Excerpted data:
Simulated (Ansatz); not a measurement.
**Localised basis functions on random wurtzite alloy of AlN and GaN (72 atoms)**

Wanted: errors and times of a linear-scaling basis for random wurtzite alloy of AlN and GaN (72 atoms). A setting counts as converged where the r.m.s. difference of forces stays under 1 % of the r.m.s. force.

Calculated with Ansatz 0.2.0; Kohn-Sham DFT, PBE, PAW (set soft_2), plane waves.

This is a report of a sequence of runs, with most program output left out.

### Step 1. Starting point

Activity: Copy every line of the data above, beginning with the first and ending with the line that contains "This is a report", and give nothing more.

Your response:
Simulated (Ansatz); not a measurement.
**Localised basis functions on random wurtzite alloy of AlN and GaN (72 atoms)**

Wanted: errors and times of a linear-scaling basis for random wurtzite alloy of AlN and GaN (72 atoms). A setting counts as converged where the r.m.s. difference of forces stays under 1 % of the r.m.s. force.

Calculated with Ansatz 0.2.0; Kohn-Sham DFT, PBE, PAW (set soft_2), plane waves.

This is a report of a sequence of runs, with most program output left out.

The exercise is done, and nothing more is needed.